→ Assignment
Please set the lines down again exactly, from the top of the entries through the line that contains "Predict the band gap on the k mesh.".

→ Supplied material
--- START ---

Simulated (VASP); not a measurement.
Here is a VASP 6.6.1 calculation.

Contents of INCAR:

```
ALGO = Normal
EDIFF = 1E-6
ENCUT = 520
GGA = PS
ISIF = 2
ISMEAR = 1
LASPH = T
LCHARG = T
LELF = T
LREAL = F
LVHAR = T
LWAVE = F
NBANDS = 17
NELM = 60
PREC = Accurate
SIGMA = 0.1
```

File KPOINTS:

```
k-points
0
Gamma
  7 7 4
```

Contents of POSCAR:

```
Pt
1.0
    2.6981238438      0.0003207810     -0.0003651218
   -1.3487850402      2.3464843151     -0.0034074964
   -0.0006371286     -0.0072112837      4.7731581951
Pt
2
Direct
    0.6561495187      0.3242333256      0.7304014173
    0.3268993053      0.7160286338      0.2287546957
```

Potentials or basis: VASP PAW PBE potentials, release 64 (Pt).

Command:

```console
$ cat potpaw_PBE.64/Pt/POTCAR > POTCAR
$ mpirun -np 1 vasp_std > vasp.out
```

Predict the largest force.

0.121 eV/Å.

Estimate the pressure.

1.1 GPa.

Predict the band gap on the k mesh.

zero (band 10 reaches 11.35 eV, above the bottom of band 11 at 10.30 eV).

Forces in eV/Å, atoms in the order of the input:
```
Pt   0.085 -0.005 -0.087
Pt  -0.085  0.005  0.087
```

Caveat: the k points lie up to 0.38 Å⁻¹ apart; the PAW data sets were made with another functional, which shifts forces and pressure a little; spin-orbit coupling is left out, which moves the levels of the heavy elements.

--- END ---

→ Solution
Simulated (VASP); not a measurement.
Here is a VASP 6.6.1 calculation.

Contents of INCAR:

```
ALGO = Normal
EDIFF = 1E-6
ENCUT = 520
GGA = PS
ISIF = 2
ISMEAR = 1
LASPH = T
LCHARG = T
LELF = T
LREAL = F
LVHAR = T
LWAVE = F
NBANDS = 17
NELM = 60
PREC = Accurate
SIGMA = 0.1
```

File KPOINTS:

```
k-points
0
Gamma
  7 7 4
```

Contents of POSCAR:

```
Pt
1.0
    2.6981238438      0.0003207810     -0.0003651218
   -1.3487850402      2.3464843151     -0.0034074964
   -0.0006371286     -0.0072112837      4.7731581951
Pt
2
Direct
    0.6561495187      0.3242333256      0.7304014173
    0.3268993053      0.7160286338      0.2287546957
```

Potentials or basis: VASP PAW PBE potentials, release 64 (Pt).

Command:

```console
$ cat potpaw_PBE.64/Pt/POTCAR > POTCAR
$ mpirun -np 1 vasp_std > vasp.out
```

Predict the largest force.

0.121 eV/Å.

Estimate the pressure.

1.1 GPa.

Predict the band gap on the k mesh.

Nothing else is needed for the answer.